→ REQUIREMENT: Once the line with "No measured value is used here." is found in the data, output it and each following line exactly, up to and including the line with "Computed values are", and nothing before or after.

** Opening RECORDS SHOWN block **

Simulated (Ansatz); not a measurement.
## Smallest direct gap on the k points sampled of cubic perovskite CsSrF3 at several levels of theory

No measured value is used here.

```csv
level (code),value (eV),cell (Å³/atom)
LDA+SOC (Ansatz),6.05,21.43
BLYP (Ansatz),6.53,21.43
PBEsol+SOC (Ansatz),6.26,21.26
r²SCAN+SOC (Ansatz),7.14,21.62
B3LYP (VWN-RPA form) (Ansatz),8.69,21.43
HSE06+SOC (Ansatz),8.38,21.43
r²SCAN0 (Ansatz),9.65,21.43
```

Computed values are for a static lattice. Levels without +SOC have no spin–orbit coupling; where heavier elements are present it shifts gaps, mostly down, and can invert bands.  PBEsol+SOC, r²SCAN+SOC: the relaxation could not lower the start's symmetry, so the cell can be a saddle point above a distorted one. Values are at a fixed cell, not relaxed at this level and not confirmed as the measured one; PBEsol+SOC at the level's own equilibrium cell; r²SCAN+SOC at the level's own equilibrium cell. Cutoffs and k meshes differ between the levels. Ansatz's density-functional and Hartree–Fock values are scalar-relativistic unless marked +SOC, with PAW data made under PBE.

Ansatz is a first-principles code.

** Closing RECORDS SHOWN block **

→ RESPONSE AREA:
No measured value is used here.

```csv
level (code),value (eV),cell (Å³/atom)
LDA+SOC (Ansatz),6.05,21.43
BLYP (Ansatz),6.53,21.43
PBEsol+SOC (Ansatz),6.26,21.26
r²SCAN+SOC (Ansatz),7.14,21.62
B3LYP (VWN-RPA form) (Ansatz),8.69,21.43
HSE06+SOC (Ansatz),8.38,21.43
r²SCAN0 (Ansatz),9.65,21.43
```

Computed values are for a static lattice. Levels without +SOC have no spin–orbit coupling; where heavier elements are present it shifts gaps, mostly down, and can invert bands.  PBEsol+SOC, r²SCAN+SOC: the relaxation could not lower the start's symmetry, so the cell can be a saddle point above a distorted one. Values are at a fixed cell, not relaxed at this level and not confirmed as the measured one; PBEsol+SOC at the level's own equilibrium cell; r²SCAN+SOC at the level's own equilibrium cell. Cutoffs and k meshes differ between the levels. Ansatz's density-functional and Hartree–Fock values are scalar-relativistic unless marked +SOC, with PAW data made under PBE.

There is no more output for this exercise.